#### DATA RECORDS

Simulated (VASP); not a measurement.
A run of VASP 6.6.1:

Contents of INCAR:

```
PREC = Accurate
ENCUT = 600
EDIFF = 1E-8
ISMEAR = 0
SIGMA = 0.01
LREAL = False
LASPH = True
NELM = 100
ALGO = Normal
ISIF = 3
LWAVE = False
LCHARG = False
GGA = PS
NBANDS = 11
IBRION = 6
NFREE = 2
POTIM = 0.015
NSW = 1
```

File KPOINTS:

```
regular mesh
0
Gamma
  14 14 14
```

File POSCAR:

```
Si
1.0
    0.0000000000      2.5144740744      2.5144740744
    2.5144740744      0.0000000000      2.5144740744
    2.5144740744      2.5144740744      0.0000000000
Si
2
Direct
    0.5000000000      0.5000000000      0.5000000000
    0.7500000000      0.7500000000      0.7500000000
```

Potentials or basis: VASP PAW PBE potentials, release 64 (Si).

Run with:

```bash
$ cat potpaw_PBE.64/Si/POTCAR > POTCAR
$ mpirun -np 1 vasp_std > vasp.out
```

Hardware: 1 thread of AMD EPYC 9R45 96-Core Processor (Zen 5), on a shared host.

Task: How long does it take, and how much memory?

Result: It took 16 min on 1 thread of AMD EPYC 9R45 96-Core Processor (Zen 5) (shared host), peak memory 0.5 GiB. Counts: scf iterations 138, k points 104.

########

§ EXERCISE:
Take the lines above from the first through the one containing "Task: How long" and reproduce them exactly; include nothing else.

§ WRITTEN RESPONSE:
Simulated (VASP); not a measurement.
A run of VASP 6.6.1:

Contents of INCAR:

```
PREC = Accurate
ENCUT = 600
EDIFF = 1E-8
ISMEAR = 0
SIGMA = 0.01
LREAL = False
LASPH = True
NELM = 100
ALGO = Normal
ISIF = 3
LWAVE = False
LCHARG = False
GGA = PS
NBANDS = 11
IBRION = 6
NFREE = 2
POTIM = 0.015
NSW = 1
```

File KPOINTS:

```
regular mesh
0
Gamma
  14 14 14
```

File POSCAR:

```
Si
1.0
    0.0000000000      2.5144740744      2.5144740744
    2.5144740744      0.0000000000      2.5144740744
    2.5144740744      2.5144740744      0.0000000000
Si
2
Direct
    0.5000000000      0.5000000000      0.5000000000
    0.7500000000      0.7500000000      0.7500000000
```

Potentials or basis: VASP PAW PBE potentials, release 64 (Si).

Run with:

```bash
$ cat potpaw_PBE.64/Si/POTCAR > POTCAR
$ mpirun -np 1 vasp_std > vasp.out
```

Hardware: 1 thread of AMD EPYC 9R45 96-Core Processor (Zen 5), on a shared host.

Task: How long does it take, and how much memory?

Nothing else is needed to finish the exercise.